## Work order
Starting at the first line of the data below, retype every line up to and including the one containing "Task: What total energy does the run end on?".

## Data
════════

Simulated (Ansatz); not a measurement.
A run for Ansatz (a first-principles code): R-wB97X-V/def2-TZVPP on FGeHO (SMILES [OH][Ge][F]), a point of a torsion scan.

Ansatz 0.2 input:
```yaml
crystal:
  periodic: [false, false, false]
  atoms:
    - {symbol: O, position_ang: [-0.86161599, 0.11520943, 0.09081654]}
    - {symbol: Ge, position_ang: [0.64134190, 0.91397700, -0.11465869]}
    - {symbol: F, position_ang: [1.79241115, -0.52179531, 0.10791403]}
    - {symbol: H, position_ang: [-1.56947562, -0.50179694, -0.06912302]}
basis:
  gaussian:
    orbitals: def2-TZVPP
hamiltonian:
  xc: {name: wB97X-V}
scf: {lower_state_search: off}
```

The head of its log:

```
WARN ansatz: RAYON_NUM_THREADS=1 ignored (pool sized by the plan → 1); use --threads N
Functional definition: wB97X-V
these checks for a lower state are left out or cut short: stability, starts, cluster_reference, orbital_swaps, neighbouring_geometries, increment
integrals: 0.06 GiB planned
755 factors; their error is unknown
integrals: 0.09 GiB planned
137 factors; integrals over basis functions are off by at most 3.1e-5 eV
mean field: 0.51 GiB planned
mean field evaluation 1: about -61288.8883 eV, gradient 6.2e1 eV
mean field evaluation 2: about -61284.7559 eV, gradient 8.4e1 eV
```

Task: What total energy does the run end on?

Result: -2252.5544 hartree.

════════

## Task result
Simulated (Ansatz); not a measurement.
A run for Ansatz (a first-principles code): R-wB97X-V/def2-TZVPP on FGeHO (SMILES [OH][Ge][F]), a point of a torsion scan.

Ansatz 0.2 input:
```yaml
crystal:
  periodic: [false, false, false]
  atoms:
    - {symbol: O, position_ang: [-0.86161599, 0.11520943, 0.09081654]}
    - {symbol: Ge, position_ang: [0.64134190, 0.91397700, -0.11465869]}
    - {symbol: F, position_ang: [1.79241115, -0.52179531, 0.10791403]}
    - {symbol: H, position_ang: [-1.56947562, -0.50179694, -0.06912302]}
basis:
  gaussian:
    orbitals: def2-TZVPP
hamiltonian:
  xc: {name: wB97X-V}
scf: {lower_state_search: off}
```

The head of its log:

```
WARN ansatz: RAYON_NUM_THREADS=1 ignored (pool sized by the plan → 1); use --threads N
Functional definition: wB97X-V
these checks for a lower state are left out or cut short: stability, starts, cluster_reference, orbital_swaps, neighbouring_geometries, increment
integrals: 0.06 GiB planned
755 factors; their error is unknown
integrals: 0.09 GiB planned
137 factors; integrals over basis functions are off by at most 3.1e-5 eV
mean field: 0.51 GiB planned
mean field evaluation 1: about -61288.8883 eV, gradient 6.2e1 eV
mean field evaluation 2: about -61284.7559 eV, gradient 8.4e1 eV
```

Task: What total energy does the run end on?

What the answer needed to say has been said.